WORK TASK -
Return every line of the listing exactly as written.

DATA FOR ANALYSIS -
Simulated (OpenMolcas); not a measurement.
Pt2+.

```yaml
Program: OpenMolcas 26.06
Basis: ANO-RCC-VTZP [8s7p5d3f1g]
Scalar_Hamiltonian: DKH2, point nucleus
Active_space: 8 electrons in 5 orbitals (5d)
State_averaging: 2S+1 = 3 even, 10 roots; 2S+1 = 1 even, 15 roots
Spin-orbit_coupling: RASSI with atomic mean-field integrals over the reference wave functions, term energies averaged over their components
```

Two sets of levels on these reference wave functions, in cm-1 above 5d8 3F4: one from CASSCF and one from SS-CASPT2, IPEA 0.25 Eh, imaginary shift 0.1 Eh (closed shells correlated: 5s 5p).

TASK SOLUTION -
Simulated (OpenMolcas); not a measurement.
Pt2+.

```yaml
Program: OpenMolcas 26.06
Basis: ANO-RCC-VTZP [8s7p5d3f1g]
Scalar_Hamiltonian: DKH2, point nucleus
Active_space: 8 electrons in 5 orbitals (5d)
State_averaging: 2S+1 = 3 even, 10 roots; 2S+1 = 1 even, 15 roots
Spin-orbit_coupling: RASSI with atomic mean-field integrals over the reference wave functions, term energies averaged over their components
```

Two sets of levels on these reference wave functions, in cm-1 above 5d8 3F4: one from CASSCF and one from SS-CASPT2, IPEA 0.25 Eh, imaginary shift 0.1 Eh (closed shells correlated: 5s 5p).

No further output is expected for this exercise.